ACTIVITY →
Copy, word for word, each line of the data below from the first through the line containing "Input file, the", and stop there.

INFORMATION PROVIDED →
+++++

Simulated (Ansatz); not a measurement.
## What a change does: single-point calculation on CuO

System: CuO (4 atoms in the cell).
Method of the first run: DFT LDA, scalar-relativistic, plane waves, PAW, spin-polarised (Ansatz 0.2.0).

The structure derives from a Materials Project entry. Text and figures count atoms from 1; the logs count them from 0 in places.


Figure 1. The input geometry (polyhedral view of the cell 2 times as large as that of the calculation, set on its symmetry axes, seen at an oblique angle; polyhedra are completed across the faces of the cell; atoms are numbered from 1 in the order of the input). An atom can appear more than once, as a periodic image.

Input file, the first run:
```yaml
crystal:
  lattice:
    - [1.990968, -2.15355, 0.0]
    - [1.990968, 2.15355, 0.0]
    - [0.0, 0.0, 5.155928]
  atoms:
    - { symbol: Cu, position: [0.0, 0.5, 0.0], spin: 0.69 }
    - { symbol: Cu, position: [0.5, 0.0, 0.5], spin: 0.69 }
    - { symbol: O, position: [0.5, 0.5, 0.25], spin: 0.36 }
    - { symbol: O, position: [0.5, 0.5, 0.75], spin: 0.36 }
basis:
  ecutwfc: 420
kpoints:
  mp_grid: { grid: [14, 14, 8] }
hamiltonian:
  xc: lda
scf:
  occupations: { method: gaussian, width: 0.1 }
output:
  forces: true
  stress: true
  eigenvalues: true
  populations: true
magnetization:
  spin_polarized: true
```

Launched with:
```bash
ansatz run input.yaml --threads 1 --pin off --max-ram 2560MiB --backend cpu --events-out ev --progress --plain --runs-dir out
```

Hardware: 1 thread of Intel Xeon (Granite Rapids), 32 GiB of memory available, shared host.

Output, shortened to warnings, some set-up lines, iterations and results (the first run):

+++++

TASK ANSWER →
Simulated (Ansatz); not a measurement.
## What a change does: single-point calculation on CuO

System: CuO (4 atoms in the cell).
Method of the first run: DFT LDA, scalar-relativistic, plane waves, PAW, spin-polarised (Ansatz 0.2.0).

The structure derives from a Materials Project entry. Text and figures count atoms from 1; the logs count them from 0 in places.


Figure 1. The input geometry (polyhedral view of the cell 2 times as large as that of the calculation, set on its symmetry axes, seen at an oblique angle; polyhedra are completed across the faces of the cell; atoms are numbered from 1 in the order of the input). An atom can appear more than once, as a periodic image.

Input file, the first run:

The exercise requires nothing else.